- [ASSIGNED TASK]: Repeat exactly, and only, the lines of the entries below from the one with "### 1 The system as given" through the one with "### 2 Geometry", both ends included.

- [EXTRACTED ENTRIES]:
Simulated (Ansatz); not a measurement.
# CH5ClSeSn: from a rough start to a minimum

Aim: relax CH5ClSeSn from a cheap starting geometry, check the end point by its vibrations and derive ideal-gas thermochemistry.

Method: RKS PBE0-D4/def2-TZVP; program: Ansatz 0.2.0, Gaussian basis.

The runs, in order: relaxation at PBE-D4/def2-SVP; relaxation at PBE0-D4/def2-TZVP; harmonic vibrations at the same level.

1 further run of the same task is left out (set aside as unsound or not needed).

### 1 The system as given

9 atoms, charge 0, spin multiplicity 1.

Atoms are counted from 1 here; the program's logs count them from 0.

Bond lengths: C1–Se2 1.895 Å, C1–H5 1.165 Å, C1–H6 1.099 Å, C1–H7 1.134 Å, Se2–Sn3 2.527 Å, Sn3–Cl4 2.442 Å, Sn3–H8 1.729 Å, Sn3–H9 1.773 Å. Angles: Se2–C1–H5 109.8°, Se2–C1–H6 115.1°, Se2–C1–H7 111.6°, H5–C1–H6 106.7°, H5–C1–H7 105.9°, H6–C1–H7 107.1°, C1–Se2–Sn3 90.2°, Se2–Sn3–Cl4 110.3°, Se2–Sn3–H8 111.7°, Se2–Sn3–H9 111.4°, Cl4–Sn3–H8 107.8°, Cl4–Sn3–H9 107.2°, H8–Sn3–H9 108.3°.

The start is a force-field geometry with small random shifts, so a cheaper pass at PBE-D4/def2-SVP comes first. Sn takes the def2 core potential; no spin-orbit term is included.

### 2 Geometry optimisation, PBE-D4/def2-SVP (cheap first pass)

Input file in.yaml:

- [ANSWER SPACE]:
### 1 The system as given

9 atoms, charge 0, spin multiplicity 1.

Atoms are counted from 1 here; the program's logs count them from 0.

Bond lengths: C1–Se2 1.895 Å, C1–H5 1.165 Å, C1–H6 1.099 Å, C1–H7 1.134 Å, Se2–Sn3 2.527 Å, Sn3–Cl4 2.442 Å, Sn3–H8 1.729 Å, Sn3–H9 1.773 Å. Angles: Se2–C1–H5 109.8°, Se2–C1–H6 115.1°, Se2–C1–H7 111.6°, H5–C1–H6 106.7°, H5–C1–H7 105.9°, H6–C1–H7 107.1°, C1–Se2–Sn3 90.2°, Se2–Sn3–Cl4 110.3°, Se2–Sn3–H8 111.7°, Se2–Sn3–H9 111.4°, Cl4–Sn3–H8 107.8°, Cl4–Sn3–H9 107.2°, H8–Sn3–H9 108.3°.

The start is a force-field geometry with small random shifts, so a cheaper pass at PBE-D4/def2-SVP comes first. Sn takes the def2 core potential; no spin-orbit term is included.

### 2 Geometry optimisation, PBE-D4/def2-SVP (cheap first pass)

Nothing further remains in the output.